▶ [Data supplied]
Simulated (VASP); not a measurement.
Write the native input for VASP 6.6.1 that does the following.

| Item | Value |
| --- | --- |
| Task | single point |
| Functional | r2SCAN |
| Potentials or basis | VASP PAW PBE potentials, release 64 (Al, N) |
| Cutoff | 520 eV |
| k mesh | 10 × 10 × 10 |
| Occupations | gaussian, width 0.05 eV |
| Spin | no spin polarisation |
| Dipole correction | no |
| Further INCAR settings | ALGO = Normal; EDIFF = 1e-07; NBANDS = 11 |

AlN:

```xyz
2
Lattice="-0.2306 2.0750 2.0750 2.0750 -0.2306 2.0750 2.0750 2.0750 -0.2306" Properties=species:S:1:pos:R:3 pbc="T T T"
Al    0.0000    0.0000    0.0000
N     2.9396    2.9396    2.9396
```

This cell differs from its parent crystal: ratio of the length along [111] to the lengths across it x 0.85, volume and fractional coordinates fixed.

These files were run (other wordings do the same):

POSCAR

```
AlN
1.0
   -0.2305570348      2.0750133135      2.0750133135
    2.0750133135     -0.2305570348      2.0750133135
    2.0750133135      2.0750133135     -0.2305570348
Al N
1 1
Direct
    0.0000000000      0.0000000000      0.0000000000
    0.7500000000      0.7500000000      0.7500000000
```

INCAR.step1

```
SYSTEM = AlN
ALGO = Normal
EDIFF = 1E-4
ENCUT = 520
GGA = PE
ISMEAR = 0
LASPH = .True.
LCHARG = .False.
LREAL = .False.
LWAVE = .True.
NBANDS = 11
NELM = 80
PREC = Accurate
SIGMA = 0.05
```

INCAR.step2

▶ [Exercise] The full set of records above is to be printed again verbatim.

▶ [Task response]
Simulated (VASP); not a measurement.
Write the native input for VASP 6.6.1 that does the following.

| Item | Value |
| --- | --- |
| Task | single point |
| Functional | r2SCAN |
| Potentials or basis | VASP PAW PBE potentials, release 64 (Al, N) |
| Cutoff | 520 eV |
| k mesh | 10 × 10 × 10 |
| Occupations | gaussian, width 0.05 eV |
| Spin | no spin polarisation |
| Dipole correction | no |
| Further INCAR settings | ALGO = Normal; EDIFF = 1e-07; NBANDS = 11 |

AlN:

```xyz
2
Lattice="-0.2306 2.0750 2.0750 2.0750 -0.2306 2.0750 2.0750 2.0750 -0.2306" Properties=species:S:1:pos:R:3 pbc="T T T"
Al    0.0000    0.0000    0.0000
N     2.9396    2.9396    2.9396
```

This cell differs from its parent crystal: ratio of the length along [111] to the lengths across it x 0.85, volume and fractional coordinates fixed.

These files were run (other wordings do the same):

POSCAR

```
AlN
1.0
   -0.2305570348      2.0750133135      2.0750133135
    2.0750133135     -0.2305570348      2.0750133135
    2.0750133135      2.0750133135     -0.2305570348
Al N
1 1
Direct
    0.0000000000      0.0000000000      0.0000000000
    0.7500000000      0.7500000000      0.7500000000
```

INCAR.step1

```
SYSTEM = AlN
ALGO = Normal
EDIFF = 1E-4
ENCUT = 520
GGA = PE
ISMEAR = 0
LASPH = .True.
LCHARG = .False.
LREAL = .False.
LWAVE = .True.
NBANDS = 11
NELM = 80
PREC = Accurate
SIGMA = 0.05
```

INCAR.step2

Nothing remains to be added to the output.